#### Supplied information
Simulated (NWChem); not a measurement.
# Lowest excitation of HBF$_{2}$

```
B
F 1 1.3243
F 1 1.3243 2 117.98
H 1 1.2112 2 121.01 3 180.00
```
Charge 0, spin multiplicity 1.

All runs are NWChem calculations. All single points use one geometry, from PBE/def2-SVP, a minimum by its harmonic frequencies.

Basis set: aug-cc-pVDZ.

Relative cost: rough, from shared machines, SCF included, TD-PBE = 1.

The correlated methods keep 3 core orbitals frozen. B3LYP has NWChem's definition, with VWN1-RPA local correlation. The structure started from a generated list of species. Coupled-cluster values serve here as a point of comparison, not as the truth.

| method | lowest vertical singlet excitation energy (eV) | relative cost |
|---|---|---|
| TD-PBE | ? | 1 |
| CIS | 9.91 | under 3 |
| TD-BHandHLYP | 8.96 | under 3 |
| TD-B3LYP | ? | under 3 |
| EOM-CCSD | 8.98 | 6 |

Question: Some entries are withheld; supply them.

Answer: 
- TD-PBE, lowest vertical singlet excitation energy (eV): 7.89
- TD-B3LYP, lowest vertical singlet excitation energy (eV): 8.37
########

● Action item
In the listing above, reproduce the first line and each one after it through the line that contains "Relative cost: rough, from".

● Worked solution
Simulated (NWChem); not a measurement.
# Lowest excitation of HBF$_{2}$

```
B
F 1 1.3243
F 1 1.3243 2 117.98
H 1 1.2112 2 121.01 3 180.00
```
Charge 0, spin multiplicity 1.

All runs are NWChem calculations. All single points use one geometry, from PBE/def2-SVP, a minimum by its harmonic frequencies.

Basis set: aug-cc-pVDZ.

Relative cost: rough, from shared machines, SCF included, TD-PBE = 1.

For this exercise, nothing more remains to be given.